********

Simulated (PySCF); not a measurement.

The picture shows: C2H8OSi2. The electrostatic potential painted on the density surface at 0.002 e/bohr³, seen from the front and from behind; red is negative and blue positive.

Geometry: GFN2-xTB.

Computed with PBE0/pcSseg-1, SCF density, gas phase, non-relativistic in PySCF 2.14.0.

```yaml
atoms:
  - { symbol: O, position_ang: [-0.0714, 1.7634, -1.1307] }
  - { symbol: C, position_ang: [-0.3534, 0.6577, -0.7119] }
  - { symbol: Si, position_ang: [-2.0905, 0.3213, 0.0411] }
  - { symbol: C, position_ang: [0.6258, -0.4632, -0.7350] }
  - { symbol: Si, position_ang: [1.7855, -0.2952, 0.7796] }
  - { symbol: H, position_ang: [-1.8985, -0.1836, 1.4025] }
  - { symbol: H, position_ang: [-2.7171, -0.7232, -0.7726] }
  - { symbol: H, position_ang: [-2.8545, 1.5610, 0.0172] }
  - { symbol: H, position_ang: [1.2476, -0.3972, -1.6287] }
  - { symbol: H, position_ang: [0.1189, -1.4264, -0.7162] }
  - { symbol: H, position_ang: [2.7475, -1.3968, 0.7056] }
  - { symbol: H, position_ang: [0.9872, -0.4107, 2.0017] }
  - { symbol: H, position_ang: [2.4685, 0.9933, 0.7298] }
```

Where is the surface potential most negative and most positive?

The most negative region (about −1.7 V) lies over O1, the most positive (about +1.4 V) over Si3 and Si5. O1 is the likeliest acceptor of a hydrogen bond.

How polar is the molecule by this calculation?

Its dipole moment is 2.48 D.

********

WORK INSTRUCTION:
Above are the records. Copy the lines beginning at the one that has "Where is the" and ending with the one that has "The most negative", unchanged.

WRITTEN RESPONSE:
Where is the surface potential most negative and most positive?

The most negative region (about −1.7 V) lies over O1, the most positive (about +1.4 V) over Si3 and Si5. O1 is the likeliest acceptor of a hydrogen bond.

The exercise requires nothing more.